§ Extracted material
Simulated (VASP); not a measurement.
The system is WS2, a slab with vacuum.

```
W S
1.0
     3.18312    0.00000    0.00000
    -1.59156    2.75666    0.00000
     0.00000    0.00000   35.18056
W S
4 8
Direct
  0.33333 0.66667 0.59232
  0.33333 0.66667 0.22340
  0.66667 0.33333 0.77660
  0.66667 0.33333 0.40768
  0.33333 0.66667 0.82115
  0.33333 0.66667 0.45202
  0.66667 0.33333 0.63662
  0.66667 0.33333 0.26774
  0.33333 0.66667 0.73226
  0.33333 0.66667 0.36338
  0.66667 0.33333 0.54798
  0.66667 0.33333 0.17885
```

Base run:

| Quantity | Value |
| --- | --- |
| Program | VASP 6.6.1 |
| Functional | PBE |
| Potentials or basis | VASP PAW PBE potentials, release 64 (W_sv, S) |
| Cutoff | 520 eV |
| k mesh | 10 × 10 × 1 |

§ Required action
Print the material once more, exactly.

§ Problem solution
Simulated (VASP); not a measurement.
The system is WS2, a slab with vacuum.

```
W S
1.0
     3.18312    0.00000    0.00000
    -1.59156    2.75666    0.00000
     0.00000    0.00000   35.18056
W S
4 8
Direct
  0.33333 0.66667 0.59232
  0.33333 0.66667 0.22340
  0.66667 0.33333 0.77660
  0.66667 0.33333 0.40768
  0.33333 0.66667 0.82115
  0.33333 0.66667 0.45202
  0.66667 0.33333 0.63662
  0.66667 0.33333 0.26774
  0.33333 0.66667 0.73226
  0.33333 0.66667 0.36338
  0.66667 0.33333 0.54798
  0.66667 0.33333 0.17885
```

Base run:

| Quantity | Value |
| --- | --- |
| Program | VASP 6.6.1 |
| Functional | PBE |
| Potentials or basis | VASP PAW PBE potentials, release 64 (W_sv, S) |
| Cutoff | 520 eV |
| k mesh | 10 × 10 × 1 |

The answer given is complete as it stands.